Task item → A word-for-word restatement of the data is what is needed.

========================

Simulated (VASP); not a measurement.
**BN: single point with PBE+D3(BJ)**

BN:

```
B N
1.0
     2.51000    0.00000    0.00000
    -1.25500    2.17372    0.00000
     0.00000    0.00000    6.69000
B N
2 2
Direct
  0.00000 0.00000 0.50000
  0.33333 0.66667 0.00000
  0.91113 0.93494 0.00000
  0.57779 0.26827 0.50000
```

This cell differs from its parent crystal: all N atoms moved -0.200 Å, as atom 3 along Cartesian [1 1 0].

========================

Your solution →
Simulated (VASP); not a measurement.
**BN: single point with PBE+D3(BJ)**

BN:

```
B N
1.0
     2.51000    0.00000    0.00000
    -1.25500    2.17372    0.00000
     0.00000    0.00000    6.69000
B N
2 2
Direct
  0.00000 0.00000 0.50000
  0.33333 0.66667 0.00000
  0.91113 0.93494 0.00000
  0.57779 0.26827 0.50000
```

This cell differs from its parent crystal: all N atoms moved -0.200 Å, as atom 3 along Cartesian [1 1 0].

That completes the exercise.